__Stored data__
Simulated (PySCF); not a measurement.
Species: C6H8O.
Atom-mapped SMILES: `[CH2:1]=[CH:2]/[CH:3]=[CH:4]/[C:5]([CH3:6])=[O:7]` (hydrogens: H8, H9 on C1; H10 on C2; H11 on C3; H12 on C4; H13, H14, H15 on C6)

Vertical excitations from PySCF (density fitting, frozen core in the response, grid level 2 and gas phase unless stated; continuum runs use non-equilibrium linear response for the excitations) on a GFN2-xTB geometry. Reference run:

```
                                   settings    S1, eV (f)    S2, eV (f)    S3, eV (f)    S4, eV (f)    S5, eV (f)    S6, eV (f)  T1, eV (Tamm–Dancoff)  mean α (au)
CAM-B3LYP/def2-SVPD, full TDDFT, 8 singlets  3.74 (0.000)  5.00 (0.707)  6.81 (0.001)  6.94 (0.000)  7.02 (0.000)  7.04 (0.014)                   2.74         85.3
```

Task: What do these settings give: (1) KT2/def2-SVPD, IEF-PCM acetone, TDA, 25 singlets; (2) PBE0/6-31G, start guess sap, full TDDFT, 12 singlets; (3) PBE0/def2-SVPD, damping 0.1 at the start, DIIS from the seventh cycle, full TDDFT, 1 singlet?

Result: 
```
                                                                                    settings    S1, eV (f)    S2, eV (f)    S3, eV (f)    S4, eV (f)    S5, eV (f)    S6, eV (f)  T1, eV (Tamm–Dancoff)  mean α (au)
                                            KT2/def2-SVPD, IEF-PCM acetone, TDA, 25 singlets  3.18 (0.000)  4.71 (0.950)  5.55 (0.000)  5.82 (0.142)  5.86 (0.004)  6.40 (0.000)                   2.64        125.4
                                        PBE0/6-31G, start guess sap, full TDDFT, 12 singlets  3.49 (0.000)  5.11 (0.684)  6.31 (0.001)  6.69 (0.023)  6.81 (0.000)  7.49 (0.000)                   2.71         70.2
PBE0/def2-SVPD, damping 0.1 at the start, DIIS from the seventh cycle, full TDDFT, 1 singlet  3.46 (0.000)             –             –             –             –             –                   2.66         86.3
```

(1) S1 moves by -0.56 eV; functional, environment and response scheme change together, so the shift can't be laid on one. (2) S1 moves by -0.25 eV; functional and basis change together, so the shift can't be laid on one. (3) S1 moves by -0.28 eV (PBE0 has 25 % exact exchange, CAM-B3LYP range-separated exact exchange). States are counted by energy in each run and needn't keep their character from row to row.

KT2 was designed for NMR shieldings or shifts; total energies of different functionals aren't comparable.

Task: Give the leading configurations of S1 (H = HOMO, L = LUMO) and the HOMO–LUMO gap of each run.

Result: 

__Brief__
From the data above, output exactly the lines between the one containing "KT2 was designed" and the one containing "Task: Give the", counting both of them.

__Written solution__
KT2 was designed for NMR shieldings or shifts; total energies of different functionals aren't comparable.

Task: Give the leading configurations of S1 (H = HOMO, L = LUMO) and the HOMO–LUMO gap of each run.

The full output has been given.